--- START ---

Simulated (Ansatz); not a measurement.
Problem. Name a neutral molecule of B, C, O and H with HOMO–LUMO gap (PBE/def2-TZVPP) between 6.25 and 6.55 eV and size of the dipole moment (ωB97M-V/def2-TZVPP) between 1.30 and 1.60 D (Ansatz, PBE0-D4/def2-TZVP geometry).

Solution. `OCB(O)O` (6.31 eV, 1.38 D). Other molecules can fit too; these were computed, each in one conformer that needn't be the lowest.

--- END ---

> **Brief**
The entries above are to be output exactly as they appear.

> **Expected answer**
Simulated (Ansatz); not a measurement.
Problem. Name a neutral molecule of B, C, O and H with HOMO–LUMO gap (PBE/def2-TZVPP) between 6.25 and 6.55 eV and size of the dipole moment (ωB97M-V/def2-TZVPP) between 1.30 and 1.60 D (Ansatz, PBE0-D4/def2-TZVP geometry).

Solution. `OCB(O)O` (6.31 eV, 1.38 D). Other molecules can fit too; these were computed, each in one conformer that needn't be the lowest.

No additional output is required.